• [Records shown]:
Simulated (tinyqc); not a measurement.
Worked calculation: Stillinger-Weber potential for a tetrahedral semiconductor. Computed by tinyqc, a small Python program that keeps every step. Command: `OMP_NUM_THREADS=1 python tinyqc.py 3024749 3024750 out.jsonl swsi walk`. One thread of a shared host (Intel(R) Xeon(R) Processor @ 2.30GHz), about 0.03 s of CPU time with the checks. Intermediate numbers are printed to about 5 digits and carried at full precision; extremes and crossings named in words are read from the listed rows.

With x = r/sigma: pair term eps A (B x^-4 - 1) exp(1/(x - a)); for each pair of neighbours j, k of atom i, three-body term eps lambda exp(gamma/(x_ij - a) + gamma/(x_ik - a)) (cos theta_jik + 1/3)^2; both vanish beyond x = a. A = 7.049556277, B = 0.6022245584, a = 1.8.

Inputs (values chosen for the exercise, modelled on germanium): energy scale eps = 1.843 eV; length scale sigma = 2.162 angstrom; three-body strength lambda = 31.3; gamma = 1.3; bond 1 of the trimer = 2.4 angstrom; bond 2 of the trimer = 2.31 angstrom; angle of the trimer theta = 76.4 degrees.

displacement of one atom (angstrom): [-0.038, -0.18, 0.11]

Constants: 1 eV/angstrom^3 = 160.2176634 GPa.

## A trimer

• [Action item]: Lines from the first one above through the line containing "Constants: 1 eV/angstrom^3 = 160.2176634 GPa." are to be retyped exactly, both included, and nothing more.

• [Exercise response]:
Simulated (tinyqc); not a measurement.
Worked calculation: Stillinger-Weber potential for a tetrahedral semiconductor. Computed by tinyqc, a small Python program that keeps every step. Command: `OMP_NUM_THREADS=1 python tinyqc.py 3024749 3024750 out.jsonl swsi walk`. One thread of a shared host (Intel(R) Xeon(R) Processor @ 2.30GHz), about 0.03 s of CPU time with the checks. Intermediate numbers are printed to about 5 digits and carried at full precision; extremes and crossings named in words are read from the listed rows.

With x = r/sigma: pair term eps A (B x^-4 - 1) exp(1/(x - a)); for each pair of neighbours j, k of atom i, three-body term eps lambda exp(gamma/(x_ij - a) + gamma/(x_ik - a)) (cos theta_jik + 1/3)^2; both vanish beyond x = a. A = 7.049556277, B = 0.6022245584, a = 1.8.

Inputs (values chosen for the exercise, modelled on germanium): energy scale eps = 1.843 eV; length scale sigma = 2.162 angstrom; three-body strength lambda = 31.3; gamma = 1.3; bond 1 of the trimer = 2.4 angstrom; bond 2 of the trimer = 2.31 angstrom; angle of the trimer theta = 76.4 degrees.

displacement of one atom (angstrom): [-0.038, -0.18, 0.11]

Constants: 1 eV/angstrom^3 = 160.2176634 GPa.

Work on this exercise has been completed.